Brief: Your job is to set down the listing again exactly as it stands.

Extracted entries:
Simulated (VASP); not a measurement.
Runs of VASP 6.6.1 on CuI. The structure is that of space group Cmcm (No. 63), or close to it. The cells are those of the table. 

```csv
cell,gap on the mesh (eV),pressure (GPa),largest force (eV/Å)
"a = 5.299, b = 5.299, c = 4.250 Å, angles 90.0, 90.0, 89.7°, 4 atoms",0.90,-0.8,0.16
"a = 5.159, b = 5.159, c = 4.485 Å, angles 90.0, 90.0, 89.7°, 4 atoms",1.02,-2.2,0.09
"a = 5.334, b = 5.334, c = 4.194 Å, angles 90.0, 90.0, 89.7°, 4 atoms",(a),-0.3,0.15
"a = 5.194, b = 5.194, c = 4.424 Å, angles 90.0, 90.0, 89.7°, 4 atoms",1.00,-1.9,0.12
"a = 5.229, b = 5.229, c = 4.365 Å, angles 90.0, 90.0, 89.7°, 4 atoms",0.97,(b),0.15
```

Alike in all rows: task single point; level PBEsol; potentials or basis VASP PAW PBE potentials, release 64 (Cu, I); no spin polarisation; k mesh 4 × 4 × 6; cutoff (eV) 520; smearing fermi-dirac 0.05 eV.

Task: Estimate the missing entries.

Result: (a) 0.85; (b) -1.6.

Worked solution:
Simulated (VASP); not a measurement.
Runs of VASP 6.6.1 on CuI. The structure is that of space group Cmcm (No. 63), or close to it. The cells are those of the table. 

```csv
cell,gap on the mesh (eV),pressure (GPa),largest force (eV/Å)
"a = 5.299, b = 5.299, c = 4.250 Å, angles 90.0, 90.0, 89.7°, 4 atoms",0.90,-0.8,0.16
"a = 5.159, b = 5.159, c = 4.485 Å, angles 90.0, 90.0, 89.7°, 4 atoms",1.02,-2.2,0.09
"a = 5.334, b = 5.334, c = 4.194 Å, angles 90.0, 90.0, 89.7°, 4 atoms",(a),-0.3,0.15
"a = 5.194, b = 5.194, c = 4.424 Å, angles 90.0, 90.0, 89.7°, 4 atoms",1.00,-1.9,0.12
"a = 5.229, b = 5.229, c = 4.365 Å, angles 90.0, 90.0, 89.7°, 4 atoms",0.97,(b),0.15
```

Alike in all rows: task single point; level PBEsol; potentials or basis VASP PAW PBE potentials, release 64 (Cu, I); no spin polarisation; k mesh 4 × 4 × 6; cutoff (eV) 520; smearing fermi-dirac 0.05 eV.

Task: Estimate the missing entries.

Result: (a) 0.85; (b) -1.6.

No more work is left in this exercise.